Exercise: Extract, unchanged, each line of the listing below from its first line through the line that contains "Estimate VASP's values.", inclusive, and nothing else.

┌─ Data supplied

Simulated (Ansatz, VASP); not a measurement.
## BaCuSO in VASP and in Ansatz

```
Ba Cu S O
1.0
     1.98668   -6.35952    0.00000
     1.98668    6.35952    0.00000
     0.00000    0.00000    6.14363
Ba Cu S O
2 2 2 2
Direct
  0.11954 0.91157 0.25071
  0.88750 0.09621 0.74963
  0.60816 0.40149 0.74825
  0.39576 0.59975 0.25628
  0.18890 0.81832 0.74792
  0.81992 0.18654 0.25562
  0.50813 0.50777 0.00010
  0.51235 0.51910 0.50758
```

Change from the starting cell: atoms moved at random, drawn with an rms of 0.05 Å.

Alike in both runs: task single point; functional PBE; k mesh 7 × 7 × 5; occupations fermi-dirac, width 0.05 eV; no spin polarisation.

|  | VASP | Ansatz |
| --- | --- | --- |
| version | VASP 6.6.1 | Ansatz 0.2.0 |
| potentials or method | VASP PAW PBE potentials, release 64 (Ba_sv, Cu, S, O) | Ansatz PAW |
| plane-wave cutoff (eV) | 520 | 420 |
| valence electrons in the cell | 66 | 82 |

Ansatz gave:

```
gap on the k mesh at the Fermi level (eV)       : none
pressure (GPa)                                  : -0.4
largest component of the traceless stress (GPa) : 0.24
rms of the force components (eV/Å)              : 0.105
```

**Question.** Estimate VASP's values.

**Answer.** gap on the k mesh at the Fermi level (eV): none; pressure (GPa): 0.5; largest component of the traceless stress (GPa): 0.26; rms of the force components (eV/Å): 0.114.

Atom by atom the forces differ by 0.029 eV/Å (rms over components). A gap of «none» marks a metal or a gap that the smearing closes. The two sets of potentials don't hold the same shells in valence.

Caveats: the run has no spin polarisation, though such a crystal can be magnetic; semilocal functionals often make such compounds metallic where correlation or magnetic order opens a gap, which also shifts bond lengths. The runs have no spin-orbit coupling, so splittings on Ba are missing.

└─

Exercise result:
Simulated (Ansatz, VASP); not a measurement.
## BaCuSO in VASP and in Ansatz

```
Ba Cu S O
1.0
     1.98668   -6.35952    0.00000
     1.98668    6.35952    0.00000
     0.00000    0.00000    6.14363
Ba Cu S O
2 2 2 2
Direct
  0.11954 0.91157 0.25071
  0.88750 0.09621 0.74963
  0.60816 0.40149 0.74825
  0.39576 0.59975 0.25628
  0.18890 0.81832 0.74792
  0.81992 0.18654 0.25562
  0.50813 0.50777 0.00010
  0.51235 0.51910 0.50758
```

Change from the starting cell: atoms moved at random, drawn with an rms of 0.05 Å.

Alike in both runs: task single point; functional PBE; k mesh 7 × 7 × 5; occupations fermi-dirac, width 0.05 eV; no spin polarisation.

|  | VASP | Ansatz |
| --- | --- | --- |
| version | VASP 6.6.1 | Ansatz 0.2.0 |
| potentials or method | VASP PAW PBE potentials, release 64 (Ba_sv, Cu, S, O) | Ansatz PAW |
| plane-wave cutoff (eV) | 520 | 420 |
| valence electrons in the cell | 66 | 82 |

Ansatz gave:

```
gap on the k mesh at the Fermi level (eV)       : none
pressure (GPa)                                  : -0.4
largest component of the traceless stress (GPa) : 0.24
rms of the force components (eV/Å)              : 0.105
```

**Question.** Estimate VASP's values.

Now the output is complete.